-- INFORMATION GIVEN follows --

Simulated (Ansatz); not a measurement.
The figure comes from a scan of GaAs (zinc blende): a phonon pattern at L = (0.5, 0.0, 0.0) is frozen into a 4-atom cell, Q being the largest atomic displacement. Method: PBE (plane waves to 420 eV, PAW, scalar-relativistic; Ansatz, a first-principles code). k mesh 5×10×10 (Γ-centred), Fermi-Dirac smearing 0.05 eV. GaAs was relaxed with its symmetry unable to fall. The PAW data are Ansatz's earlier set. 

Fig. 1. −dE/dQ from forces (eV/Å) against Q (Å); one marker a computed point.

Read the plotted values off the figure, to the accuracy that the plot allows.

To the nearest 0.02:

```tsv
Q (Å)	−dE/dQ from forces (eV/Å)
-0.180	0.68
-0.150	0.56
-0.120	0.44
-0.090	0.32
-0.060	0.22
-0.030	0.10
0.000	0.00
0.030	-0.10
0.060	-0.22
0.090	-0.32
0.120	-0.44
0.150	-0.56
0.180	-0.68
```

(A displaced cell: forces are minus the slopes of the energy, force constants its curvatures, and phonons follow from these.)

-- INFORMATION GIVEN concluded --

--- WORK ITEM ---
All the lines above need to be printed again, exactly.

--- YOUR SOLUTION ---
Simulated (Ansatz); not a measurement.
The figure comes from a scan of GaAs (zinc blende): a phonon pattern at L = (0.5, 0.0, 0.0) is frozen into a 4-atom cell, Q being the largest atomic displacement. Method: PBE (plane waves to 420 eV, PAW, scalar-relativistic; Ansatz, a first-principles code). k mesh 5×10×10 (Γ-centred), Fermi-Dirac smearing 0.05 eV. GaAs was relaxed with its symmetry unable to fall. The PAW data are Ansatz's earlier set. 

Fig. 1. −dE/dQ from forces (eV/Å) against Q (Å); one marker a computed point.

Read the plotted values off the figure, to the accuracy that the plot allows.

To the nearest 0.02:

```tsv
Q (Å)	−dE/dQ from forces (eV/Å)
-0.180	0.68
-0.150	0.56
-0.120	0.44
-0.090	0.32
-0.060	0.22
-0.030	0.10
0.000	0.00
0.030	-0.10
0.060	-0.22
0.090	-0.32
0.120	-0.44
0.150	-0.56
0.180	-0.68
```

(A displaced cell: forces are minus the slopes of the energy, force constants its curvatures, and phonons follow from these.)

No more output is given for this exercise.